Required action:
Every record below needs to be retyped exactly as it appears.

══════════

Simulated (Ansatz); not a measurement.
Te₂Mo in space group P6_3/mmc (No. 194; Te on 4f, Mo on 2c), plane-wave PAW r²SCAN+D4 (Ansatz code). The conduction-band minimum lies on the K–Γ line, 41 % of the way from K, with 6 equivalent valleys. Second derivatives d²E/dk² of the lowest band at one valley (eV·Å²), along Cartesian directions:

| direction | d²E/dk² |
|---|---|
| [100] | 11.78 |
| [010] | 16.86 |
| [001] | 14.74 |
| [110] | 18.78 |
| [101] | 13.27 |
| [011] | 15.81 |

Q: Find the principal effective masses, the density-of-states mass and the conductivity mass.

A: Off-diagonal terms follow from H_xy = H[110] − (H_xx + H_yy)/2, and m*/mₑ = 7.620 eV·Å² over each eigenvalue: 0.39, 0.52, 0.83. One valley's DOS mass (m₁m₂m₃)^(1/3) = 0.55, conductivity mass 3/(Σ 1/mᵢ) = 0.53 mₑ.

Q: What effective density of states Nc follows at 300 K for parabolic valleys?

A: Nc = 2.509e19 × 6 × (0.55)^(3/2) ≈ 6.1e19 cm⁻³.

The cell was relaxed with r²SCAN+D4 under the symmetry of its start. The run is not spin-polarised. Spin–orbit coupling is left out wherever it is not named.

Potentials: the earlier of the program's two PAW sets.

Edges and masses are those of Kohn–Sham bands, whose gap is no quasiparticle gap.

══════════

Expected answer:
Simulated (Ansatz); not a measurement.
Te₂Mo in space group P6_3/mmc (No. 194; Te on 4f, Mo on 2c), plane-wave PAW r²SCAN+D4 (Ansatz code). The conduction-band minimum lies on the K–Γ line, 41 % of the way from K, with 6 equivalent valleys. Second derivatives d²E/dk² of the lowest band at one valley (eV·Å²), along Cartesian directions:

| direction | d²E/dk² |
|---|---|
| [100] | 11.78 |
| [010] | 16.86 |
| [001] | 14.74 |
| [110] | 18.78 |
| [101] | 13.27 |
| [011] | 15.81 |

Q: Find the principal effective masses, the density-of-states mass and the conductivity mass.

A: Off-diagonal terms follow from H_xy = H[110] − (H_xx + H_yy)/2, and m*/mₑ = 7.620 eV·Å² over each eigenvalue: 0.39, 0.52, 0.83. One valley's DOS mass (m₁m₂m₃)^(1/3) = 0.55, conductivity mass 3/(Σ 1/mᵢ) = 0.53 mₑ.

Q: What effective density of states Nc follows at 300 K for parabolic valleys?

A: Nc = 2.509e19 × 6 × (0.55)^(3/2) ≈ 6.1e19 cm⁻³.

The cell was relaxed with r²SCAN+D4 under the symmetry of its start. The run is not spin-polarised. Spin–orbit coupling is left out wherever it is not named.

Potentials: the earlier of the program's two PAW sets.

Edges and masses are those of Kohn–Sham bands, whose gap is no quasiparticle gap.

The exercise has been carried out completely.